▬▬▬▬▬▬

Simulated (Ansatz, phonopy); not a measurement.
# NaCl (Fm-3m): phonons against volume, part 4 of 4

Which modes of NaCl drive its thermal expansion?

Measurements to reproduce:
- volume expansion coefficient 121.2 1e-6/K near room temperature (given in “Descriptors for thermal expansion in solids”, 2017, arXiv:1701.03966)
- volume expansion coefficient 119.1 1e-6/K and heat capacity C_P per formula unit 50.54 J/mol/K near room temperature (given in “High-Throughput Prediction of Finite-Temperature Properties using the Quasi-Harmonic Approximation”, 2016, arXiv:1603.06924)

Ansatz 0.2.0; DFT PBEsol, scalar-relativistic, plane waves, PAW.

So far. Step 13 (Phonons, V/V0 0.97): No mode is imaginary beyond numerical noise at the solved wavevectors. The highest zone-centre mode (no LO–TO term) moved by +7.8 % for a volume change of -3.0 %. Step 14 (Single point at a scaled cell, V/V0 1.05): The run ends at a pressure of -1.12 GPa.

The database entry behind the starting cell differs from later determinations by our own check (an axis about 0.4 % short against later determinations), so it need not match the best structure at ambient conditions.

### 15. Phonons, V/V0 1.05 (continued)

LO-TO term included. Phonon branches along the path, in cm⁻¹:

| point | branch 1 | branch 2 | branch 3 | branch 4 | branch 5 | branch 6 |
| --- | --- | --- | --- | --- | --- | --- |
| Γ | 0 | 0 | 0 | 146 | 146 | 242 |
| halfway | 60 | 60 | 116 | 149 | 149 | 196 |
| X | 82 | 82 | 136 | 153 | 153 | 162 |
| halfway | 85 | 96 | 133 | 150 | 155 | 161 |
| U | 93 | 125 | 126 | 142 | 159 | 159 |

▬▬▬▬▬▬

Please copy, word for word, every line from the first line of the records through the line containing "Ansatz 0.2.0; DFT", with both of those lines included and nothing else.

Exercise answer:
Simulated (Ansatz, phonopy); not a measurement.
# NaCl (Fm-3m): phonons against volume, part 4 of 4

Which modes of NaCl drive its thermal expansion?

Measurements to reproduce:
- volume expansion coefficient 121.2 1e-6/K near room temperature (given in “Descriptors for thermal expansion in solids”, 2017, arXiv:1701.03966)
- volume expansion coefficient 119.1 1e-6/K and heat capacity C_P per formula unit 50.54 J/mol/K near room temperature (given in “High-Throughput Prediction of Finite-Temperature Properties using the Quasi-Harmonic Approximation”, 2016, arXiv:1603.06924)

Ansatz 0.2.0; DFT PBEsol, scalar-relativistic, plane waves, PAW.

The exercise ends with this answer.